» **REQUIRED ACTION**
Retyping the records exactly is the whole task.

» **DATA UNDER STUDY**
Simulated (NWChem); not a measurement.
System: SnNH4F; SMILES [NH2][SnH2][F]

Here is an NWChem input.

» **ANSWER BOX**
Simulated (NWChem); not a measurement.
System: SnNH4F; SMILES [NH2][SnH2][F]

Here is an NWChem input.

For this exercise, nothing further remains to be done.